WORK REQUEST: Once the line holding "Structure with atom" is found in the listing below, write it out and each later line exactly, up to and including the one holding "- N5: -1.4 ppm, nitrogen bonded to 3 Si".

SUPPLIED RECORDS:

########

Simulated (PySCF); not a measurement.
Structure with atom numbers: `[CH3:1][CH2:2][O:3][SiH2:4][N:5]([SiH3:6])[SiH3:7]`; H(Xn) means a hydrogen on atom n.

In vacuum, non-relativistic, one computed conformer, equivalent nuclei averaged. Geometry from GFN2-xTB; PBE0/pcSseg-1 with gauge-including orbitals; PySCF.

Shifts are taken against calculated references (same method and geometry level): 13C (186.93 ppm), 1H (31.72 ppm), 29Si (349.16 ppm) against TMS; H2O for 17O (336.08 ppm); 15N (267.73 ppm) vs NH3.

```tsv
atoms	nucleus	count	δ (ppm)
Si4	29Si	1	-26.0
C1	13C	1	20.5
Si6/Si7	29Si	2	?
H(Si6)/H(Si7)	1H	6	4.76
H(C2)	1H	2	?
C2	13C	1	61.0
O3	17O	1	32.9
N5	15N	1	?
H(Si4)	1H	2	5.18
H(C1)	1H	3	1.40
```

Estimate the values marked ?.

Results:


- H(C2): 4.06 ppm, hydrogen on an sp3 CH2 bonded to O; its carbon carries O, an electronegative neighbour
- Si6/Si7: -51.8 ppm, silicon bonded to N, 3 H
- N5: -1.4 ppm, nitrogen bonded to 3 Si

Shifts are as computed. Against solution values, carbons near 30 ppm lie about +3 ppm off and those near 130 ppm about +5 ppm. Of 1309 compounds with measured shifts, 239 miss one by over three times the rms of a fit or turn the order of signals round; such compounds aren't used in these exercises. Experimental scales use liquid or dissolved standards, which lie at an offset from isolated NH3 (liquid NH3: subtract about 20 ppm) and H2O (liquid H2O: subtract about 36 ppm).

########

EXERCISE SOLUTION:
Structure with atom numbers: `[CH3:1][CH2:2][O:3][SiH2:4][N:5]([SiH3:6])[SiH3:7]`; H(Xn) means a hydrogen on atom n.

In vacuum, non-relativistic, one computed conformer, equivalent nuclei averaged. Geometry from GFN2-xTB; PBE0/pcSseg-1 with gauge-including orbitals; PySCF.

Shifts are taken against calculated references (same method and geometry level): 13C (186.93 ppm), 1H (31.72 ppm), 29Si (349.16 ppm) against TMS; H2O for 17O (336.08 ppm); 15N (267.73 ppm) vs NH3.

```tsv
atoms	nucleus	count	δ (ppm)
Si4	29Si	1	-26.0
C1	13C	1	20.5
Si6/Si7	29Si	2	?
H(Si6)/H(Si7)	1H	6	4.76
H(C2)	1H	2	?
C2	13C	1	61.0
O3	17O	1	32.9
N5	15N	1	?
H(Si4)	1H	2	5.18
H(C1)	1H	3	1.40
```

Estimate the values marked ?.

Results:


- H(C2): 4.06 ppm, hydrogen on an sp3 CH2 bonded to O; its carbon carries O, an electronegative neighbour
- Si6/Si7: -51.8 ppm, silicon bonded to N, 3 H
- N5: -1.4 ppm, nitrogen bonded to 3 Si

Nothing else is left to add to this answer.